**ASSIGNED TASK:** Using the data below, output the first line and every line after it up to and including the line containing "One way to write", exactly as written and with nothing added.

**** DATA FOR REVIEW
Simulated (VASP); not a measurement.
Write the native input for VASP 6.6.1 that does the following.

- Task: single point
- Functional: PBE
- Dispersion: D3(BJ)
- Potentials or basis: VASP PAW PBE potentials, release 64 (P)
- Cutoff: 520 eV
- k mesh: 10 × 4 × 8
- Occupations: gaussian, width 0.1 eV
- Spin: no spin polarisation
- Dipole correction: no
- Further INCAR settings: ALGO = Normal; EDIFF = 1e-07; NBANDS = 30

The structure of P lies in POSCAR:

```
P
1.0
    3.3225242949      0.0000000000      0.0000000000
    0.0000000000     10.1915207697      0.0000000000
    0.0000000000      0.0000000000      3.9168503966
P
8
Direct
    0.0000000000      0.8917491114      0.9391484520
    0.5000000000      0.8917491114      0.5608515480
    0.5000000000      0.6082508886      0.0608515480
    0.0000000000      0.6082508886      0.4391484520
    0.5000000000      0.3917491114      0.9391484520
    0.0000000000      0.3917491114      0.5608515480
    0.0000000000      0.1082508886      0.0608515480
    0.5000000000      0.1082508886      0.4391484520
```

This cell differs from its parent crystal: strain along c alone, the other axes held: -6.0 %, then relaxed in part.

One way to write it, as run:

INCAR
********

**TASK SOLUTION:**
Simulated (VASP); not a measurement.
Write the native input for VASP 6.6.1 that does the following.

- Task: single point
- Functional: PBE
- Dispersion: D3(BJ)
- Potentials or basis: VASP PAW PBE potentials, release 64 (P)
- Cutoff: 520 eV
- k mesh: 10 × 4 × 8
- Occupations: gaussian, width 0.1 eV
- Spin: no spin polarisation
- Dipole correction: no
- Further INCAR settings: ALGO = Normal; EDIFF = 1e-07; NBANDS = 30

The structure of P lies in POSCAR:

```
P
1.0
    3.3225242949      0.0000000000      0.0000000000
    0.0000000000     10.1915207697      0.0000000000
    0.0000000000      0.0000000000      3.9168503966
P
8
Direct
    0.0000000000      0.8917491114      0.9391484520
    0.5000000000      0.8917491114      0.5608515480
    0.5000000000      0.6082508886      0.0608515480
    0.0000000000      0.6082508886      0.4391484520
    0.5000000000      0.3917491114      0.9391484520
    0.0000000000      0.3917491114      0.5608515480
    0.0000000000      0.1082508886      0.0608515480
    0.5000000000      0.1082508886      0.4391484520
```

This cell differs from its parent crystal: strain along c alone, the other axes held: -6.0 %, then relaxed in part.

One way to write it, as run:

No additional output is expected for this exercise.